[Start of Attachment]

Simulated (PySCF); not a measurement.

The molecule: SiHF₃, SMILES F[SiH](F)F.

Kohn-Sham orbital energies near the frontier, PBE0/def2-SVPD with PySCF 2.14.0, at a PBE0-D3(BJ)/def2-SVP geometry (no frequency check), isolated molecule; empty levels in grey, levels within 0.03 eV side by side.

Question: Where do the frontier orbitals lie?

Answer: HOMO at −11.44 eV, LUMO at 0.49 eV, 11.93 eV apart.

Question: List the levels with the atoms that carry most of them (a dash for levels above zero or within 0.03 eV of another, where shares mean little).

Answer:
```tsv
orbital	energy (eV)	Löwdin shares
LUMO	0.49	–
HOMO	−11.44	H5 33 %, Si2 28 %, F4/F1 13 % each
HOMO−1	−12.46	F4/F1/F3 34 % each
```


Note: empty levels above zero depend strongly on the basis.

[End of Attachment]

The records above are to be printed in full, exactly as they appear.

Simulated (PySCF); not a measurement.

The molecule: SiHF₃, SMILES F[SiH](F)F.

Kohn-Sham orbital energies near the frontier, PBE0/def2-SVPD with PySCF 2.14.0, at a PBE0-D3(BJ)/def2-SVP geometry (no frequency check), isolated molecule; empty levels in grey, levels within 0.03 eV side by side.

Question: Where do the frontier orbitals lie?

Answer: HOMO at −11.44 eV, LUMO at 0.49 eV, 11.93 eV apart.

Question: List the levels with the atoms that carry most of them (a dash for levels above zero or within 0.03 eV of another, where shares mean little).

Answer:
```tsv
orbital	energy (eV)	Löwdin shares
LUMO	0.49	–
HOMO	−11.44	H5 33 %, Si2 28 %, F4/F1 13 % each
HOMO−1	−12.46	F4/F1/F3 34 % each
```


Note: empty levels above zero depend strongly on the basis.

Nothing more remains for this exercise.